= Listed entries =
::::::

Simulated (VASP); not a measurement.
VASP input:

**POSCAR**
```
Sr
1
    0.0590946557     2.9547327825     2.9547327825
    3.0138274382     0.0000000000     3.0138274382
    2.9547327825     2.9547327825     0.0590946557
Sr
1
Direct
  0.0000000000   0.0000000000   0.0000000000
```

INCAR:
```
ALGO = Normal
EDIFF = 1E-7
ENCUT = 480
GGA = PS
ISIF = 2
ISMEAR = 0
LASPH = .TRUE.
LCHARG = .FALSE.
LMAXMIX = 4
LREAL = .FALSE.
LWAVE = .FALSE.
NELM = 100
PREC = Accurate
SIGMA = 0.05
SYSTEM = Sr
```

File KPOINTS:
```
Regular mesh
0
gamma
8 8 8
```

::::::

= Activity =
Write the entries again, exactly as they stand.

= Task response =
Simulated (VASP); not a measurement.
VASP input:

**POSCAR**
```
Sr
1
    0.0590946557     2.9547327825     2.9547327825
    3.0138274382     0.0000000000     3.0138274382
    2.9547327825     2.9547327825     0.0590946557
Sr
1
Direct
  0.0000000000   0.0000000000   0.0000000000
```

INCAR:
```
ALGO = Normal
EDIFF = 1E-7
ENCUT = 480
GGA = PS
ISIF = 2
ISMEAR = 0
LASPH = .TRUE.
LCHARG = .FALSE.
LMAXMIX = 4
LREAL = .FALSE.
LWAVE = .FALSE.
NELM = 100
PREC = Accurate
SIGMA = 0.05
SYSTEM = Sr
```

File KPOINTS:
```
Regular mesh
0
gamma
8 8 8
```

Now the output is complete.